→ **Dataset**
------------

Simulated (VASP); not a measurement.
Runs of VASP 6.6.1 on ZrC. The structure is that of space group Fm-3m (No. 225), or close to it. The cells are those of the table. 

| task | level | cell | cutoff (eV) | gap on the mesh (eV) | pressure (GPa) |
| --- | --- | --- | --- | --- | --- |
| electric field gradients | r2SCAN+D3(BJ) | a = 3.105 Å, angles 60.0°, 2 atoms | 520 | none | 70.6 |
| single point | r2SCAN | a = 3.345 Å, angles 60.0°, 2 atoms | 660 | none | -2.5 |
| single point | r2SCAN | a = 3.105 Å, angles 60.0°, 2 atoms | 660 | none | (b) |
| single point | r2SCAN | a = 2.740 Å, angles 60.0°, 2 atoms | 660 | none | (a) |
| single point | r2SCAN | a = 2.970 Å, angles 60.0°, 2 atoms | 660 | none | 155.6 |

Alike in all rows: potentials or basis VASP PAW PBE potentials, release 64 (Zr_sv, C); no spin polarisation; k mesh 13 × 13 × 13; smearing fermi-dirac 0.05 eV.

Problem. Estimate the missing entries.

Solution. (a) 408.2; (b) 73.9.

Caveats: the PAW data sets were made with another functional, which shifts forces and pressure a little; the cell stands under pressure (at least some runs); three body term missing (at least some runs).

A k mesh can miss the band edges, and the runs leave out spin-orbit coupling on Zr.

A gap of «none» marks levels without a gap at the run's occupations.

------------

→ **Assigned task**
Write the whole listing out again. Keep every line exactly as it is.

→ **Exercise output**
Simulated (VASP); not a measurement.
Runs of VASP 6.6.1 on ZrC. The structure is that of space group Fm-3m (No. 225), or close to it. The cells are those of the table. 

| task | level | cell | cutoff (eV) | gap on the mesh (eV) | pressure (GPa) |
| --- | --- | --- | --- | --- | --- |
| electric field gradients | r2SCAN+D3(BJ) | a = 3.105 Å, angles 60.0°, 2 atoms | 520 | none | 70.6 |
| single point | r2SCAN | a = 3.345 Å, angles 60.0°, 2 atoms | 660 | none | -2.5 |
| single point | r2SCAN | a = 3.105 Å, angles 60.0°, 2 atoms | 660 | none | (b) |
| single point | r2SCAN | a = 2.740 Å, angles 60.0°, 2 atoms | 660 | none | (a) |
| single point | r2SCAN | a = 2.970 Å, angles 60.0°, 2 atoms | 660 | none | 155.6 |

Alike in all rows: potentials or basis VASP PAW PBE potentials, release 64 (Zr_sv, C); no spin polarisation; k mesh 13 × 13 × 13; smearing fermi-dirac 0.05 eV.

Problem. Estimate the missing entries.

Solution. (a) 408.2; (b) 73.9.

Caveats: the PAW data sets were made with another functional, which shifts forces and pressure a little; the cell stands under pressure (at least some runs); three body term missing (at least some runs).

A k mesh can miss the band edges, and the runs leave out spin-orbit coupling on Zr.

A gap of «none» marks levels without a gap at the run's occupations.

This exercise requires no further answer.